> **ACTIVITY**:
All of the records below need to be returned exactly.

------------------------------------------------------------
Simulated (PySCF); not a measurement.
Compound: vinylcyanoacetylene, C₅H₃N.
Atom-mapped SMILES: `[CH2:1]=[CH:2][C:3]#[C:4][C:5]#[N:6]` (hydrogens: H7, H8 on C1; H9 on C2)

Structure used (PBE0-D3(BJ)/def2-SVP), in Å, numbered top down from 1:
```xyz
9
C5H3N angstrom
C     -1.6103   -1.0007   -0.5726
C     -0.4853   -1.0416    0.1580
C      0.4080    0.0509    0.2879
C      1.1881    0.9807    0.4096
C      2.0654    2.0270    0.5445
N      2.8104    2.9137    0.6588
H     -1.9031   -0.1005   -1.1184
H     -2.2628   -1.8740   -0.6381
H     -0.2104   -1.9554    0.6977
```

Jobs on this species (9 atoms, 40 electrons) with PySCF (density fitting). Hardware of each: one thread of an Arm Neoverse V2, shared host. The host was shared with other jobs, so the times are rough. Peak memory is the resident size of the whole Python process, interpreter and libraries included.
------------------------------------------------------------

> **SOLUTION**:
Simulated (PySCF); not a measurement.
Compound: vinylcyanoacetylene, C₅H₃N.
Atom-mapped SMILES: `[CH2:1]=[CH:2][C:3]#[C:4][C:5]#[N:6]` (hydrogens: H7, H8 on C1; H9 on C2)

Structure used (PBE0-D3(BJ)/def2-SVP), in Å, numbered top down from 1:
```xyz
9
C5H3N angstrom
C     -1.6103   -1.0007   -0.5726
C     -0.4853   -1.0416    0.1580
C      0.4080    0.0509    0.2879
C      1.1881    0.9807    0.4096
C      2.0654    2.0270    0.5445
N      2.8104    2.9137    0.6588
H     -1.9031   -0.1005   -1.1184
H     -2.2628   -1.8740   -0.6381
H     -0.2104   -1.9554    0.6977
```

Jobs on this species (9 atoms, 40 electrons) with PySCF (density fitting). Hardware of each: one thread of an Arm Neoverse V2, shared host. The host was shared with other jobs, so the times are rough. Peak memory is the resident size of the whole Python process, interpreter and libraries included.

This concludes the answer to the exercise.